*** Block opens ***
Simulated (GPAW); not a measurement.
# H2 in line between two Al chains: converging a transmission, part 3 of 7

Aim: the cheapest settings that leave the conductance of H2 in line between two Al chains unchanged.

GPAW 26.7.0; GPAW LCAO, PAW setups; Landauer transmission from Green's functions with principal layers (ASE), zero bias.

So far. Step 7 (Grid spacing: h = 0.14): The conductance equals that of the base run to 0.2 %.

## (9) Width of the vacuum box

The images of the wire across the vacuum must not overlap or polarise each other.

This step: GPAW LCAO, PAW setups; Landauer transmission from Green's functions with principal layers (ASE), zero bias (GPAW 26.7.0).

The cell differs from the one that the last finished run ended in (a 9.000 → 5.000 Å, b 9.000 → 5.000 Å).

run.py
*** Block closes ***

*ACTIVITY*.
Repeat each line of the data above, exactly as it appears, from the first through the line that contains "The cell differs".

*ANSWER SECTION*.
Simulated (GPAW); not a measurement.
# H2 in line between two Al chains: converging a transmission, part 3 of 7

Aim: the cheapest settings that leave the conductance of H2 in line between two Al chains unchanged.

GPAW 26.7.0; GPAW LCAO, PAW setups; Landauer transmission from Green's functions with principal layers (ASE), zero bias.

So far. Step 7 (Grid spacing: h = 0.14): The conductance equals that of the base run to 0.2 %.

## (9) Width of the vacuum box

The images of the wire across the vacuum must not overlap or polarise each other.

This step: GPAW LCAO, PAW setups; Landauer transmission from Green's functions with principal layers (ASE), zero bias (GPAW 26.7.0).

The cell differs from the one that the last finished run ended in (a 9.000 → 5.000 Å, b 9.000 → 5.000 Å).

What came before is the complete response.